▶ **Records provided**
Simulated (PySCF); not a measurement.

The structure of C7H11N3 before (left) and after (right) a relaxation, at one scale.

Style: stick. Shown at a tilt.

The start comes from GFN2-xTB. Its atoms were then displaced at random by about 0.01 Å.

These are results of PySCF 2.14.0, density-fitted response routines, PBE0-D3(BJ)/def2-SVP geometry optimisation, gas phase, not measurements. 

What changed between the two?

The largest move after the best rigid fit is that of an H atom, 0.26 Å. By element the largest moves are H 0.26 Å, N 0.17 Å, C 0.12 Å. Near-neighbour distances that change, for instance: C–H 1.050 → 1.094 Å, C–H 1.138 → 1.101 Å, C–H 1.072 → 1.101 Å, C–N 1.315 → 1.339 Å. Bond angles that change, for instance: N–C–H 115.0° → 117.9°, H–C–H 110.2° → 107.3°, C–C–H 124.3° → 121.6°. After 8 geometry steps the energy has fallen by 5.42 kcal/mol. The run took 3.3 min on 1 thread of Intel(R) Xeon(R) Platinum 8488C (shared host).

▶ **Exercise**
The response must consist solely of the lines from the top of the records through the line holding "What changed between the two?", copied word for word.

▶ **Written solution**
Simulated (PySCF); not a measurement.

The structure of C7H11N3 before (left) and after (right) a relaxation, at one scale.

Style: stick. Shown at a tilt.

The start comes from GFN2-xTB. Its atoms were then displaced at random by about 0.01 Å.

These are results of PySCF 2.14.0, density-fitted response routines, PBE0-D3(BJ)/def2-SVP geometry optimisation, gas phase, not measurements. 

What changed between the two?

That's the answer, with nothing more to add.